__ACTIVITY__
Lines from the beginning of the data below through the one containing "The program does" are to be printed exactly as they appear.

++++++

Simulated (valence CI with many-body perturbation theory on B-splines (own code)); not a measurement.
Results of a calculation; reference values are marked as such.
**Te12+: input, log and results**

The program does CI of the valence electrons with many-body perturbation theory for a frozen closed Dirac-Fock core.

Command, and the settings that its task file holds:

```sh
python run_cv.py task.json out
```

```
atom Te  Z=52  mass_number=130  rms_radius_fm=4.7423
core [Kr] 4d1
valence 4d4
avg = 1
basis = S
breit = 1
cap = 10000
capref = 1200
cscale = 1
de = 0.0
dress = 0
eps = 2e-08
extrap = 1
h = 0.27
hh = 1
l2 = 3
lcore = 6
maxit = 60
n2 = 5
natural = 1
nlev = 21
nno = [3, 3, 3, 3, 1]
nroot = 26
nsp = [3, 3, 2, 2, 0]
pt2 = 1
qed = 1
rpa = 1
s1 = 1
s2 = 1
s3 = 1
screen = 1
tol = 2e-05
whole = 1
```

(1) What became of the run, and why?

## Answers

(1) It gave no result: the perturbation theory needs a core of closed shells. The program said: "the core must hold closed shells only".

++++++

__WRITTEN RESPONSE__
Simulated (valence CI with many-body perturbation theory on B-splines (own code)); not a measurement.
Results of a calculation; reference values are marked as such.
**Te12+: input, log and results**

The program does CI of the valence electrons with many-body perturbation theory for a frozen closed Dirac-Fock core.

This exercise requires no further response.